_WORK TASK:_ Starting with the line that contains "Hardware: 1 thread" and stopping after the line that contains "Problem. Estimate the wall time of this run.", return each line below exactly as written, with no others.

_SUPPLIED DATA:_
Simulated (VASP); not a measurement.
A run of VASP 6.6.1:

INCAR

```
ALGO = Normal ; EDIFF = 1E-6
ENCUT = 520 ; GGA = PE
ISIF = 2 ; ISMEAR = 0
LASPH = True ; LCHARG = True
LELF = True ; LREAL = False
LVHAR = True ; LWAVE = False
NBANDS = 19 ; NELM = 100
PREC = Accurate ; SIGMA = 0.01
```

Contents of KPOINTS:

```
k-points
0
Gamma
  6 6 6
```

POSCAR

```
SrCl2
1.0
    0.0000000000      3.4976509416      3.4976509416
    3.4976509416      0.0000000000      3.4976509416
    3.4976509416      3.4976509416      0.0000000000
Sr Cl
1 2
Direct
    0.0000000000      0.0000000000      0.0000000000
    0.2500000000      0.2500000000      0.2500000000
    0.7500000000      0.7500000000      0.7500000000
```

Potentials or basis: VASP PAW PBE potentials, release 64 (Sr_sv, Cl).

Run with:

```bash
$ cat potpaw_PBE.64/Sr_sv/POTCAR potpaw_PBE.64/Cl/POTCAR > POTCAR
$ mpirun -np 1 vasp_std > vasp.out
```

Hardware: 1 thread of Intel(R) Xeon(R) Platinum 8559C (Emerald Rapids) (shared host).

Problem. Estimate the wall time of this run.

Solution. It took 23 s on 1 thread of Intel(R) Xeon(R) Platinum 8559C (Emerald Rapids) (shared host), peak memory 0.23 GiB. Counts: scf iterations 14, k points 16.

_PROBLEM SOLUTION:_
Hardware: 1 thread of Intel(R) Xeon(R) Platinum 8559C (Emerald Rapids) (shared host).

Problem. Estimate the wall time of this run.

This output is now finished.